___ DATA EXTRACTS ___

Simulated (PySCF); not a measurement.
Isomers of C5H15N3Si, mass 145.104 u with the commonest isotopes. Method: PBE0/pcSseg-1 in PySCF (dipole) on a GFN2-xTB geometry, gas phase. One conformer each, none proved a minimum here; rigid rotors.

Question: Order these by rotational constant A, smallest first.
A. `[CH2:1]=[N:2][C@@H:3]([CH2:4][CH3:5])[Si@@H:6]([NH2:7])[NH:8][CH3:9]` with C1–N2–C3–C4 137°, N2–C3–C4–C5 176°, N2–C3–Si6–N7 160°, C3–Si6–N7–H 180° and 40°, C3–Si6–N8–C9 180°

___

[WORK INSTRUCTION]
Take the listing from its first line to the line containing "Question: Order these". Reproduce those lines exactly and nothing else.

[WRITTEN SOLUTION]
Simulated (PySCF); not a measurement.
Isomers of C5H15N3Si, mass 145.104 u with the commonest isotopes. Method: PBE0/pcSseg-1 in PySCF (dipole) on a GFN2-xTB geometry, gas phase. One conformer each, none proved a minimum here; rigid rotors.

Question: Order these by rotational constant A, smallest first.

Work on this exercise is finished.